BEGIN
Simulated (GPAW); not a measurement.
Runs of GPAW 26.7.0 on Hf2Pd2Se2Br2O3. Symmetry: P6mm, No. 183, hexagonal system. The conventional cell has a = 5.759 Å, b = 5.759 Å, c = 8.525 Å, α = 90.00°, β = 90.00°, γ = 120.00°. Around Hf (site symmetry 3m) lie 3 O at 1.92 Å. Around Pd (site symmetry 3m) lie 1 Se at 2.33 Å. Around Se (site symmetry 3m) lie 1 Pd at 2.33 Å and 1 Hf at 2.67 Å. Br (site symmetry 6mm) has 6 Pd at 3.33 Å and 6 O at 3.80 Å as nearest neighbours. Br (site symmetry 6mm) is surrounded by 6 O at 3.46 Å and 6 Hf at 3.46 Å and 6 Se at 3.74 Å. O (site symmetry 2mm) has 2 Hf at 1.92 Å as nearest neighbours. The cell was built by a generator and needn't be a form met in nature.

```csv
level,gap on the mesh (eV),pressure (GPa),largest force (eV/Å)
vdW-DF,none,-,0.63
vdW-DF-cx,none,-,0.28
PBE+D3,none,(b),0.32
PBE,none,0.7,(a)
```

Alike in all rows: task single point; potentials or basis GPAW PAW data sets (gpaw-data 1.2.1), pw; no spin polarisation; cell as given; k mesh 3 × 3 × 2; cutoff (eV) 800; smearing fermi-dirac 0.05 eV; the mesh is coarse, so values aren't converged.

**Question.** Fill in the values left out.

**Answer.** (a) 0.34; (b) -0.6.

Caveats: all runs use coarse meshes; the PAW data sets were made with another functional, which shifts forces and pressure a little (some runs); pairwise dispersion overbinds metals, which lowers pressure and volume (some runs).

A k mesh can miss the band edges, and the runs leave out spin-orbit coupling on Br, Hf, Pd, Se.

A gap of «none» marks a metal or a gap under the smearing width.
END

*BRIEF:* Please give back exactly the lines of the listing above that run from the one containing "Caveats: all runs" through the one containing "A k mesh can", and only those.

*ANSWER SECTION:*
Caveats: all runs use coarse meshes; the PAW data sets were made with another functional, which shifts forces and pressure a little (some runs); pairwise dispersion overbinds metals, which lowers pressure and volume (some runs).

A k mesh can miss the band edges, and the runs leave out spin-orbit coupling on Br, Hf, Pd, Se.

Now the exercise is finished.